Provided records
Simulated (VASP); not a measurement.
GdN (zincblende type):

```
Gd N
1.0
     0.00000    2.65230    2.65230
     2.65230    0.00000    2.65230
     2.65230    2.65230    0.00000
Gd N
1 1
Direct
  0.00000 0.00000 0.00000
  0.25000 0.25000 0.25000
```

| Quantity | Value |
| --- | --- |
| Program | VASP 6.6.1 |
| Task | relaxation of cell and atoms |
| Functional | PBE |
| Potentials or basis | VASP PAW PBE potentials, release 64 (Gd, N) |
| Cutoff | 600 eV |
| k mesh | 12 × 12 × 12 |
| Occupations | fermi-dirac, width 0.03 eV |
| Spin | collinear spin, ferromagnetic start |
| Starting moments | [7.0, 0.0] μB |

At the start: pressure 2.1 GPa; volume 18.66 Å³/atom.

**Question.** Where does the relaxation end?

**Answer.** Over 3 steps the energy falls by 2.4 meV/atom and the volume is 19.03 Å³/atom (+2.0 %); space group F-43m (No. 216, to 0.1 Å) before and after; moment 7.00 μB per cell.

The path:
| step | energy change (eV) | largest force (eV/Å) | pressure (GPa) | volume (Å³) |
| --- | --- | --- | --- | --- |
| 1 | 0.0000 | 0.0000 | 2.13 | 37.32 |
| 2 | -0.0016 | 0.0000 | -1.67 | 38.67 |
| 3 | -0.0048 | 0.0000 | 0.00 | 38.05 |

Work task
In the entries above, find the line with "12 × 12 × 12 |" and the line with "-1.67 | 38.67 |", then restate word for word both of them and every line between, with nothing more.

Written reply
| k mesh | 12 × 12 × 12 |
| Occupations | fermi-dirac, width 0.03 eV |
| Spin | collinear spin, ferromagnetic start |
| Starting moments | [7.0, 0.0] μB |

At the start: pressure 2.1 GPa; volume 18.66 Å³/atom.

**Question.** Where does the relaxation end?

**Answer.** Over 3 steps the energy falls by 2.4 meV/atom and the volume is 19.03 Å³/atom (+2.0 %); space group F-43m (No. 216, to 0.1 Å) before and after; moment 7.00 μB per cell.

The path:
| step | energy change (eV) | largest force (eV/Å) | pressure (GPa) | volume (Å³) |
| --- | --- | --- | --- | --- |
| 1 | 0.0000 | 0.0000 | 2.13 | 37.32 |
| 2 | -0.0016 | 0.0000 | -1.67 | 38.67 |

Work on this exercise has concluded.